- **Extracted information**:
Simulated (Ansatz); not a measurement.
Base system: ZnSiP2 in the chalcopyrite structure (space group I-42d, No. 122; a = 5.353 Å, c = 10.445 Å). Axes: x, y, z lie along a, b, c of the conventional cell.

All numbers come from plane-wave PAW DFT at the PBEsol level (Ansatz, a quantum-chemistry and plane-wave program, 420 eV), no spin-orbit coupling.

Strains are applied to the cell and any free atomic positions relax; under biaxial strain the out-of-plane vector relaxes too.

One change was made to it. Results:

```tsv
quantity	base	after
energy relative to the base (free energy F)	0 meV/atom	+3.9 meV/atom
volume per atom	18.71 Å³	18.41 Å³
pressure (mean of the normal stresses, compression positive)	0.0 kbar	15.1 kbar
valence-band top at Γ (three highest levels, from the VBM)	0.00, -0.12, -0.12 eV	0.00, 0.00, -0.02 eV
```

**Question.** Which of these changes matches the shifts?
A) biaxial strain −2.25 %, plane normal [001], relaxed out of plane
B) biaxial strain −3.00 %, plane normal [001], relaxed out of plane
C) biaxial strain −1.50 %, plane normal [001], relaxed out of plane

- **Action item**:
Every entry, from first to last, should be written out exactly.

- **Exercise output**:
Simulated (Ansatz); not a measurement.
Base system: ZnSiP2 in the chalcopyrite structure (space group I-42d, No. 122; a = 5.353 Å, c = 10.445 Å). Axes: x, y, z lie along a, b, c of the conventional cell.

All numbers come from plane-wave PAW DFT at the PBEsol level (Ansatz, a quantum-chemistry and plane-wave program, 420 eV), no spin-orbit coupling.

Strains are applied to the cell and any free atomic positions relax; under biaxial strain the out-of-plane vector relaxes too.

One change was made to it. Results:

```tsv
quantity	base	after
energy relative to the base (free energy F)	0 meV/atom	+3.9 meV/atom
volume per atom	18.71 Å³	18.41 Å³
pressure (mean of the normal stresses, compression positive)	0.0 kbar	15.1 kbar
valence-band top at Γ (three highest levels, from the VBM)	0.00, -0.12, -0.12 eV	0.00, 0.00, -0.02 eV
```

**Question.** Which of these changes matches the shifts?
A) biaxial strain −2.25 %, plane normal [001], relaxed out of plane
B) biaxial strain −3.00 %, plane normal [001], relaxed out of plane
C) biaxial strain −1.50 %, plane normal [001], relaxed out of plane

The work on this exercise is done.